Work item:
Print the records below once again, exactly as they were given.

Data under study:
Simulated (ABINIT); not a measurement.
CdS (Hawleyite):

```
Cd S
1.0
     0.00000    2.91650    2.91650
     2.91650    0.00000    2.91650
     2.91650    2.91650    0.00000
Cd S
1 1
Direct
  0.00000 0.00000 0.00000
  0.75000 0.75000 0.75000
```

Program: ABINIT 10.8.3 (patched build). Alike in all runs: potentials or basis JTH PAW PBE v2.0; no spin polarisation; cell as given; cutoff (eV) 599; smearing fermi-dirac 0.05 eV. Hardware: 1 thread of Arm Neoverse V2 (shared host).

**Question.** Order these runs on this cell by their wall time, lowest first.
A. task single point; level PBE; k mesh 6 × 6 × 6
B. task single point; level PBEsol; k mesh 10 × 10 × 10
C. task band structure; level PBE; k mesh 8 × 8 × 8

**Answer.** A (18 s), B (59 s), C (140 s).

Reply:
Simulated (ABINIT); not a measurement.
CdS (Hawleyite):

```
Cd S
1.0
     0.00000    2.91650    2.91650
     2.91650    0.00000    2.91650
     2.91650    2.91650    0.00000
Cd S
1 1
Direct
  0.00000 0.00000 0.00000
  0.75000 0.75000 0.75000
```

Program: ABINIT 10.8.3 (patched build). Alike in all runs: potentials or basis JTH PAW PBE v2.0; no spin polarisation; cell as given; cutoff (eV) 599; smearing fermi-dirac 0.05 eV. Hardware: 1 thread of Arm Neoverse V2 (shared host).

**Question.** Order these runs on this cell by their wall time, lowest first.
A. task single point; level PBE; k mesh 6 × 6 × 6
B. task single point; level PBEsol; k mesh 10 × 10 × 10
C. task band structure; level PBE; k mesh 8 × 8 × 8

**Answer.** A (18 s), B (59 s), C (140 s).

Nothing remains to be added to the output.